**WORK INSTRUCTION:**
Set down the lines of the data exactly, starting at the first and stopping after the line containing "Ionisation energy of".

**ENTRIES PROVIDED:**
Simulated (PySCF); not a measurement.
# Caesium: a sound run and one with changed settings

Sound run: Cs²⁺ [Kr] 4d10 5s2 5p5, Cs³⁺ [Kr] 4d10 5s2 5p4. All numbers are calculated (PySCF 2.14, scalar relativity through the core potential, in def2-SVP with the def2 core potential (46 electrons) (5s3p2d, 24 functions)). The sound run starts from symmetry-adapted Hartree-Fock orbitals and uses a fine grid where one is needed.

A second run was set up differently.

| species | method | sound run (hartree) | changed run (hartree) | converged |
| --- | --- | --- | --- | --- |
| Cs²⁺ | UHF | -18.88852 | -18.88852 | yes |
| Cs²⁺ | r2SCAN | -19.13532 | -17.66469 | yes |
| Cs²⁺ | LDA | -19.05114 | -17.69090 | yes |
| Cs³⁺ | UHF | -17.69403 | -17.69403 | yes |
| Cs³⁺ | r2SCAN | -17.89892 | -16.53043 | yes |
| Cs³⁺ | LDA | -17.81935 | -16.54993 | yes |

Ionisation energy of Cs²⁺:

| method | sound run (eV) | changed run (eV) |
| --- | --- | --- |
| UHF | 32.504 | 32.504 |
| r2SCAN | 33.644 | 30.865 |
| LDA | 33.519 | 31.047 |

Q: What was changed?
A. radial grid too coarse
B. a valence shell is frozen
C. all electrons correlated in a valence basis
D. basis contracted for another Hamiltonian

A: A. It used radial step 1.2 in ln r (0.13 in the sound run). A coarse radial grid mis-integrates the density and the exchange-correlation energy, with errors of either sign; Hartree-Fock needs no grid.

**TASK SOLUTION:**
Simulated (PySCF); not a measurement.
# Caesium: a sound run and one with changed settings

Sound run: Cs²⁺ [Kr] 4d10 5s2 5p5, Cs³⁺ [Kr] 4d10 5s2 5p4. All numbers are calculated (PySCF 2.14, scalar relativity through the core potential, in def2-SVP with the def2 core potential (46 electrons) (5s3p2d, 24 functions)). The sound run starts from symmetry-adapted Hartree-Fock orbitals and uses a fine grid where one is needed.

A second run was set up differently.

| species | method | sound run (hartree) | changed run (hartree) | converged |
| --- | --- | --- | --- | --- |
| Cs²⁺ | UHF | -18.88852 | -18.88852 | yes |
| Cs²⁺ | r2SCAN | -19.13532 | -17.66469 | yes |
| Cs²⁺ | LDA | -19.05114 | -17.69090 | yes |
| Cs³⁺ | UHF | -17.69403 | -17.69403 | yes |
| Cs³⁺ | r2SCAN | -17.89892 | -16.53043 | yes |
| Cs³⁺ | LDA | -17.81935 | -16.54993 | yes |

Ionisation energy of Cs²⁺:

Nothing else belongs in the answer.